────
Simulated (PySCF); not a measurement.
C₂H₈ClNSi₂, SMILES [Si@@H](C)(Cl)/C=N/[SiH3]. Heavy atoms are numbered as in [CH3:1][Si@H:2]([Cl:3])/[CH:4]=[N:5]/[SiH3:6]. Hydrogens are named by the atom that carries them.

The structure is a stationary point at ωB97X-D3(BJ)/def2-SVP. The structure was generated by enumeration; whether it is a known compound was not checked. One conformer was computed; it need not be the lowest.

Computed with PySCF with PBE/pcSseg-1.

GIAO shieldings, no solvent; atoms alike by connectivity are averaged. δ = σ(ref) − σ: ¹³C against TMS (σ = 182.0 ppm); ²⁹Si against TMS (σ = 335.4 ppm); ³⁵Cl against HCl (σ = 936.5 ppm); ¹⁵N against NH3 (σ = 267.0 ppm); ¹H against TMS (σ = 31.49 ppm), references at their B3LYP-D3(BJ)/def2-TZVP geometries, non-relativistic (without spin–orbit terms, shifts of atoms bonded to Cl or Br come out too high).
────

WORK ITEM: Repeat every line exactly, starting with the first line of the entries, and stop once the line containing "Computed with PySCF with PBE/pcSseg-1." has been given.

SOLUTION:
Simulated (PySCF); not a measurement.
C₂H₈ClNSi₂, SMILES [Si@@H](C)(Cl)/C=N/[SiH3]. Heavy atoms are numbered as in [CH3:1][Si@H:2]([Cl:3])/[CH:4]=[N:5]/[SiH3:6]. Hydrogens are named by the atom that carries them.

The structure is a stationary point at ωB97X-D3(BJ)/def2-SVP. The structure was generated by enumeration; whether it is a known compound was not checked. One conformer was computed; it need not be the lowest.

Computed with PySCF with PBE/pcSseg-1.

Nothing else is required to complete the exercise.